Please retype the listing below exactly, from its opening line through the line where "Each SMILES stands" appears.

== Supplied records ==
════════

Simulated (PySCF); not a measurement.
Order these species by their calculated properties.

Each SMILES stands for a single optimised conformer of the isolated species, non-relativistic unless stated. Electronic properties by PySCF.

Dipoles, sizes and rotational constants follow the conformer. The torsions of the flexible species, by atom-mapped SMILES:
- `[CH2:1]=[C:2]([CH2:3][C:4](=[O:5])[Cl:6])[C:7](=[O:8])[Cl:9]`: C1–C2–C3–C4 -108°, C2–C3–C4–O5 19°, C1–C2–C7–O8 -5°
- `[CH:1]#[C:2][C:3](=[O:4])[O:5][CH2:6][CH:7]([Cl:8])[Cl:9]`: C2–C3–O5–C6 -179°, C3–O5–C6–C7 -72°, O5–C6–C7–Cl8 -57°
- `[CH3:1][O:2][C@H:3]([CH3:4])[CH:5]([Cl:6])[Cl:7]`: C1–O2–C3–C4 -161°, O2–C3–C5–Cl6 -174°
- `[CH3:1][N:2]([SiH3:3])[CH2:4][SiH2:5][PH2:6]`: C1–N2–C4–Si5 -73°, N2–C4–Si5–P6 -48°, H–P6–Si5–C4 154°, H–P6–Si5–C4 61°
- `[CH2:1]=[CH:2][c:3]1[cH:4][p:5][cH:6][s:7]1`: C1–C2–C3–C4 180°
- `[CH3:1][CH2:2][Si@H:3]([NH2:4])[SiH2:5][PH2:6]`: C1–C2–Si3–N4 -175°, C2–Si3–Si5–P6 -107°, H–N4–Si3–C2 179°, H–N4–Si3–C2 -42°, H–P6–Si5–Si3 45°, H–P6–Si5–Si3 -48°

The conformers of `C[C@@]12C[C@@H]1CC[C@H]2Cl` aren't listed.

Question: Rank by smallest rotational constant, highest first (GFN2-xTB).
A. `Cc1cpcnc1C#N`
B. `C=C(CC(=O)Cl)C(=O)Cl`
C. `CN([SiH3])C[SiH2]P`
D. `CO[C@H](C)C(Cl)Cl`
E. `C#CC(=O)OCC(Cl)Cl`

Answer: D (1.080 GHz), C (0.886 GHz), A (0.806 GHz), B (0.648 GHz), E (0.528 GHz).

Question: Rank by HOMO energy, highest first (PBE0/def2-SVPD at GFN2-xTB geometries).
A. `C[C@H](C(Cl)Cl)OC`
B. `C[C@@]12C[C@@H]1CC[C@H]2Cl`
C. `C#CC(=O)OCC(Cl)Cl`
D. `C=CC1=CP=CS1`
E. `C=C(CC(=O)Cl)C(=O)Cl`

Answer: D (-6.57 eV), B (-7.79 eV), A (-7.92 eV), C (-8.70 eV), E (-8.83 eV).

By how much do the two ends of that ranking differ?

════════

== Your response ==
Simulated (PySCF); not a measurement.
Order these species by their calculated properties.

Each SMILES stands for a single optimised conformer of the isolated species, non-relativistic unless stated. Electronic properties by PySCF.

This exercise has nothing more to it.